The response should be a faithful copy of every record, with nothing left out.

[Start of Attachment]

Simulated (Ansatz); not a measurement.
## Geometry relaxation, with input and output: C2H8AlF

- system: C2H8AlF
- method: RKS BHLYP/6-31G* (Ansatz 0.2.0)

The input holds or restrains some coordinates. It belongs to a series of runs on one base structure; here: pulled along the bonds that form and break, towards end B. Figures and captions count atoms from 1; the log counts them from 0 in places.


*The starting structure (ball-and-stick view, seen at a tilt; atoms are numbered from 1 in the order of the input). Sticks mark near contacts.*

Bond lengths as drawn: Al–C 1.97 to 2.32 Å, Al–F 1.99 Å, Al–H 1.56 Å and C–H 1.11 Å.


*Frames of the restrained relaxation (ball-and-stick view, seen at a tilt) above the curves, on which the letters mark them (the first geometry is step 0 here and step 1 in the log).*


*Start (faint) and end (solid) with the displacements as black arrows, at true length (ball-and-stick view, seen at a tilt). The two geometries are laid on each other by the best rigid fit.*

[End of Attachment]

- [Result]:
Simulated (Ansatz); not a measurement.
## Geometry relaxation, with input and output: C2H8AlF

- system: C2H8AlF
- method: RKS BHLYP/6-31G* (Ansatz 0.2.0)

The input holds or restrains some coordinates. It belongs to a series of runs on one base structure; here: pulled along the bonds that form and break, towards end B. Figures and captions count atoms from 1; the log counts them from 0 in places.


*The starting structure (ball-and-stick view, seen at a tilt; atoms are numbered from 1 in the order of the input). Sticks mark near contacts.*

Bond lengths as drawn: Al–C 1.97 to 2.32 Å, Al–F 1.99 Å, Al–H 1.56 Å and C–H 1.11 Å.


*Frames of the restrained relaxation (ball-and-stick view, seen at a tilt) above the curves, on which the letters mark them (the first geometry is step 0 here and step 1 in the log).*


*Start (faint) and end (solid) with the displacements as black arrows, at true length (ball-and-stick view, seen at a tilt). The two geometries are laid on each other by the best rigid fit.*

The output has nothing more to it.